● **SUPPLIED INFORMATION**
◆ ◆ ◆ ◆ ◆ ◆ ◆
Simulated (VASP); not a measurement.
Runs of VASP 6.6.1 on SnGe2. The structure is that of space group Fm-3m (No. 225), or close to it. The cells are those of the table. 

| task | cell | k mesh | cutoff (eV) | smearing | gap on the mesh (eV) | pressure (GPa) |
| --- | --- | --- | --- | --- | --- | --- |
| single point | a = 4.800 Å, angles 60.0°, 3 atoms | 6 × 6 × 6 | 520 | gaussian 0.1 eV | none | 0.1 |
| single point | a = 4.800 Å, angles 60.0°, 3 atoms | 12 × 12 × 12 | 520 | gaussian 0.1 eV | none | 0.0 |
◆ ◆ ◆ ◆ ◆ ◆ ◆

● **ACTIVITY**
Every entry is to be copied exactly, with none omitted.

● **EXERCISE OUTPUT**
Simulated (VASP); not a measurement.
Runs of VASP 6.6.1 on SnGe2. The structure is that of space group Fm-3m (No. 225), or close to it. The cells are those of the table. 

| task | cell | k mesh | cutoff (eV) | smearing | gap on the mesh (eV) | pressure (GPa) |
| --- | --- | --- | --- | --- | --- | --- |
| single point | a = 4.800 Å, angles 60.0°, 3 atoms | 6 × 6 × 6 | 520 | gaussian 0.1 eV | none | 0.1 |
| single point | a = 4.800 Å, angles 60.0°, 3 atoms | 12 × 12 × 12 | 520 | gaussian 0.1 eV | none | 0.0 |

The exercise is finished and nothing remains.